→ Assignment
In the listing below, the line containing "Space group Fm-3m" marks the end; copy exactly every line from the first through that one.

→ Information
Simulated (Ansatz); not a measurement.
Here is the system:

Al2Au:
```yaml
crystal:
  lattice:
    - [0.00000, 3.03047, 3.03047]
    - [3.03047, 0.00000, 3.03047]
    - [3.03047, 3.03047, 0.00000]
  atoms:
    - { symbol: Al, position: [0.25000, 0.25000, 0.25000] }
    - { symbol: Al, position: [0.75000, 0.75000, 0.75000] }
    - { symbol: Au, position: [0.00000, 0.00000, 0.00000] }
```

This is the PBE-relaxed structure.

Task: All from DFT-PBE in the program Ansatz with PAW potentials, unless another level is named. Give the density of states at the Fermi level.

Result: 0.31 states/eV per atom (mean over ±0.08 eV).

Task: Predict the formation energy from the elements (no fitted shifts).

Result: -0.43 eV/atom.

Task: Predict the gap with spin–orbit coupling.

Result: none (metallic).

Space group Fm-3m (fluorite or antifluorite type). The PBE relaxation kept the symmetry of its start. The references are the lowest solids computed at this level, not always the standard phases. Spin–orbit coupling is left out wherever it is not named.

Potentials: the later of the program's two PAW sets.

→ Response
Simulated (Ansatz); not a measurement.
Here is the system:

Al2Au:
```yaml
crystal:
  lattice:
    - [0.00000, 3.03047, 3.03047]
    - [3.03047, 0.00000, 3.03047]
    - [3.03047, 3.03047, 0.00000]
  atoms:
    - { symbol: Al, position: [0.25000, 0.25000, 0.25000] }
    - { symbol: Al, position: [0.75000, 0.75000, 0.75000] }
    - { symbol: Au, position: [0.00000, 0.00000, 0.00000] }
```

This is the PBE-relaxed structure.

Task: All from DFT-PBE in the program Ansatz with PAW potentials, unless another level is named. Give the density of states at the Fermi level.

Result: 0.31 states/eV per atom (mean over ±0.08 eV).

Task: Predict the formation energy from the elements (no fitted shifts).

Result: -0.43 eV/atom.

Task: Predict the gap with spin–orbit coupling.

Result: none (metallic).

Space group Fm-3m (fluorite or antifluorite type). The PBE relaxation kept the symmetry of its start. The references are the lowest solids computed at this level, not always the standard phases. Spin–orbit coupling is left out wherever it is not named.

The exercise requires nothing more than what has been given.